**Assignment**.
Without omitting anything, copy every entry word for word.

**Study material**.
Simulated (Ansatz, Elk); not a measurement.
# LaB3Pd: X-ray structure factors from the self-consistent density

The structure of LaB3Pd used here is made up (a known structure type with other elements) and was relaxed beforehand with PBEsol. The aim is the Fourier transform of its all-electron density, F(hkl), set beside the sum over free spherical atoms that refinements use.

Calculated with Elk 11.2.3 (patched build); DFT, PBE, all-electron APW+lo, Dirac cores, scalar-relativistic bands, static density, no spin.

**Written answer**.
Simulated (Ansatz, Elk); not a measurement.
# LaB3Pd: X-ray structure factors from the self-consistent density

The structure of LaB3Pd used here is made up (a known structure type with other elements) and was relaxed beforehand with PBEsol. The aim is the Fourier transform of its all-electron density, F(hkl), set beside the sum over free spherical atoms that refinements use.

Calculated with Elk 11.2.3 (patched build); DFT, PBE, all-electron APW+lo, Dirac cores, scalar-relativistic bands, static density, no spin.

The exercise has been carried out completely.